**DATA SECTION:**
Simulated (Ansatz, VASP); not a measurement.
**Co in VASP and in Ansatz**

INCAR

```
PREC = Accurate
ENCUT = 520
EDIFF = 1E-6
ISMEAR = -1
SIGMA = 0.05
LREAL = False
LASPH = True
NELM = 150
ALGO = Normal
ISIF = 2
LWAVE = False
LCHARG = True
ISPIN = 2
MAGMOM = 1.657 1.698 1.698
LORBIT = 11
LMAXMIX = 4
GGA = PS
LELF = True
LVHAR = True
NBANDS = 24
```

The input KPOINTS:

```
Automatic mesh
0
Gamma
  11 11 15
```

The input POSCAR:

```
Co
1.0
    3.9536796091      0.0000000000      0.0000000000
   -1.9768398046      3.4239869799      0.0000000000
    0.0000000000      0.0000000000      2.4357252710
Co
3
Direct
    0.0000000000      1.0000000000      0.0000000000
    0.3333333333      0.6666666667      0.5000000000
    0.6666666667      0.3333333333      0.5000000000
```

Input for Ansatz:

**WORK ITEM:** Copy every line that appears above, with each word kept as it is.

**ANSWER SPACE:**
Simulated (Ansatz, VASP); not a measurement.
**Co in VASP and in Ansatz**

INCAR

```
PREC = Accurate
ENCUT = 520
EDIFF = 1E-6
ISMEAR = -1
SIGMA = 0.05
LREAL = False
LASPH = True
NELM = 150
ALGO = Normal
ISIF = 2
LWAVE = False
LCHARG = True
ISPIN = 2
MAGMOM = 1.657 1.698 1.698
LORBIT = 11
LMAXMIX = 4
GGA = PS
LELF = True
LVHAR = True
NBANDS = 24
```

The input KPOINTS:

```
Automatic mesh
0
Gamma
  11 11 15
```

The input POSCAR:

```
Co
1.0
    3.9536796091      0.0000000000      0.0000000000
   -1.9768398046      3.4239869799      0.0000000000
    0.0000000000      0.0000000000      2.4357252710
Co
3
Direct
    0.0000000000      1.0000000000      0.0000000000
    0.3333333333      0.6666666667      0.5000000000
    0.6666666667      0.3333333333      0.5000000000
```

Input for Ansatz:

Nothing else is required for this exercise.